Exercise → Every single entry that follows must be copied exactly.

☆ ☆ ☆ ☆ ☆

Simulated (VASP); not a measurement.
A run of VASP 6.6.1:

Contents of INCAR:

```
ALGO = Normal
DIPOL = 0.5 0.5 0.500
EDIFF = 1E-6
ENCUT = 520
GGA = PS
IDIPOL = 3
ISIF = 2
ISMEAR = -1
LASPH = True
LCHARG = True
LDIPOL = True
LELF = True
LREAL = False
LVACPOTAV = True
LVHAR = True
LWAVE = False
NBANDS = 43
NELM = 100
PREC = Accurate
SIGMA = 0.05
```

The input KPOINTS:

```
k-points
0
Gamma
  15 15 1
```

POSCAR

☆ ☆ ☆ ☆ ☆

Reply →
Simulated (VASP); not a measurement.
A run of VASP 6.6.1:

Contents of INCAR:

```
ALGO = Normal
DIPOL = 0.5 0.5 0.500
EDIFF = 1E-6
ENCUT = 520
GGA = PS
IDIPOL = 3
ISIF = 2
ISMEAR = -1
LASPH = True
LCHARG = True
LDIPOL = True
LELF = True
LREAL = False
LVACPOTAV = True
LVHAR = True
LWAVE = False
NBANDS = 43
NELM = 100
PREC = Accurate
SIGMA = 0.05
```

The input KPOINTS:

```
k-points
0
Gamma
  15 15 1
```

POSCAR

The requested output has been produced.